**Dataset records**
******************************
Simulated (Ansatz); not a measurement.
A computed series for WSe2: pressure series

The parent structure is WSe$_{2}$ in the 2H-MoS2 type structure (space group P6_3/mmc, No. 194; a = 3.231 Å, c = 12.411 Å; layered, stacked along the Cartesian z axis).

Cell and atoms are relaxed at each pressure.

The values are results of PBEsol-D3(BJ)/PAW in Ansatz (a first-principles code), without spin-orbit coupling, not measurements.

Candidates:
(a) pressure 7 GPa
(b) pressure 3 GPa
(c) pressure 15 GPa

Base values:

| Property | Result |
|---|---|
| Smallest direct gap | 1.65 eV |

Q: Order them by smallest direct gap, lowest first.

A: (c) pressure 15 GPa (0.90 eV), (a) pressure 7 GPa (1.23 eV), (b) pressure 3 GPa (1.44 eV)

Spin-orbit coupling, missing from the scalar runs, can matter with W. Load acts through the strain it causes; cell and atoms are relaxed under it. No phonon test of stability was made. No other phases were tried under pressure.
******************************

**Exercise**
Give back the entire listing, line for line, exactly as it stands.

**Answer space**
Simulated (Ansatz); not a measurement.
A computed series for WSe2: pressure series

The parent structure is WSe$_{2}$ in the 2H-MoS2 type structure (space group P6_3/mmc, No. 194; a = 3.231 Å, c = 12.411 Å; layered, stacked along the Cartesian z axis).

Cell and atoms are relaxed at each pressure.

The values are results of PBEsol-D3(BJ)/PAW in Ansatz (a first-principles code), without spin-orbit coupling, not measurements.

Candidates:
(a) pressure 7 GPa
(b) pressure 3 GPa
(c) pressure 15 GPa

Base values:

| Property | Result |
|---|---|
| Smallest direct gap | 1.65 eV |

Q: Order them by smallest direct gap, lowest first.

A: (c) pressure 15 GPa (0.90 eV), (a) pressure 7 GPa (1.23 eV), (b) pressure 3 GPa (1.44 eV)

Spin-orbit coupling, missing from the scalar runs, can matter with W. Load acts through the strain it causes; cell and atoms are relaxed under it. No phonon test of stability was made. No other phases were tried under pressure.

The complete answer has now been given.